---- EXTRACTED ENTRIES

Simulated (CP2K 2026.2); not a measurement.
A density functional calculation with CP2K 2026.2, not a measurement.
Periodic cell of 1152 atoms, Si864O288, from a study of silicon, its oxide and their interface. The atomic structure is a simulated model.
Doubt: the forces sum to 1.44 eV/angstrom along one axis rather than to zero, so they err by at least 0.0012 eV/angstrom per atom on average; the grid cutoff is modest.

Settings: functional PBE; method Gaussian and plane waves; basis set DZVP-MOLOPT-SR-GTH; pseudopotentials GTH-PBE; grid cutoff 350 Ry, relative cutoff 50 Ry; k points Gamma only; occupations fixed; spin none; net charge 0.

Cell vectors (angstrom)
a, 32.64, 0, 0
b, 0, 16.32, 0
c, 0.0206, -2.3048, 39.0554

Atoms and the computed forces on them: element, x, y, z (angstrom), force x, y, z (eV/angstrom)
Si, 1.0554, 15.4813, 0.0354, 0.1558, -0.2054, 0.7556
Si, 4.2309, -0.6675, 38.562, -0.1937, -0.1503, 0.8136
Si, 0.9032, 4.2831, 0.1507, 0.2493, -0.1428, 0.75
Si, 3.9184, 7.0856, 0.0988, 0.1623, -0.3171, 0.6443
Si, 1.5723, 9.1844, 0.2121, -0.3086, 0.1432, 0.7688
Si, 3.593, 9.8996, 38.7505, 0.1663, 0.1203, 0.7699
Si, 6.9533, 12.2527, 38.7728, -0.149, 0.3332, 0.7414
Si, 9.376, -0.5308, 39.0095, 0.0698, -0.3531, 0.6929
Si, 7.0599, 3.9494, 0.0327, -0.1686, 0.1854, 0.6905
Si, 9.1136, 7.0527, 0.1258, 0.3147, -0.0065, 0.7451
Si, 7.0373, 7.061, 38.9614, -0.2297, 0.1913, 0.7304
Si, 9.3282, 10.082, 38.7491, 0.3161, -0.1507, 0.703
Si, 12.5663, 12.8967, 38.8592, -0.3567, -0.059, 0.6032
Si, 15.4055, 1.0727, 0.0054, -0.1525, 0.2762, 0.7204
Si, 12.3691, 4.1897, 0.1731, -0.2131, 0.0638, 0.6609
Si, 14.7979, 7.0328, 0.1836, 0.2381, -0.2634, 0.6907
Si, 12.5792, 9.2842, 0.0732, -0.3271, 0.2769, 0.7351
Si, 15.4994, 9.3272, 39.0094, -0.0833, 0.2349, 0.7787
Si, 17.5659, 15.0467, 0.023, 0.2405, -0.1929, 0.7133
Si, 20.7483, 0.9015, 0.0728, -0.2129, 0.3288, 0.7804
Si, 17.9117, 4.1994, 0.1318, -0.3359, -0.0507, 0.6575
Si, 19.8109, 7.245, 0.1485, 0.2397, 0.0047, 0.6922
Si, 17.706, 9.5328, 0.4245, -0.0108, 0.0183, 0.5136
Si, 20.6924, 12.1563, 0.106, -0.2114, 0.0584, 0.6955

--------

Please transcribe exactly the lines above from the line that has "Si, 20.7483, 0.9015, 0.0728, -0.2129, 0.3288, 0.7804" up to and including the line that has "Si, 17.706, 9.5328, 0.4245, -0.0108, 0.0183, 0.5136"; no other line belongs in the answer.

Si, 20.7483, 0.9015, 0.0728, -0.2129, 0.3288, 0.7804
Si, 17.9117, 4.1994, 0.1318, -0.3359, -0.0507, 0.6575
Si, 19.8109, 7.245, 0.1485, 0.2397, 0.0047, 0.6922
Si, 17.706, 9.5328, 0.4245, -0.0108, 0.0183, 0.5136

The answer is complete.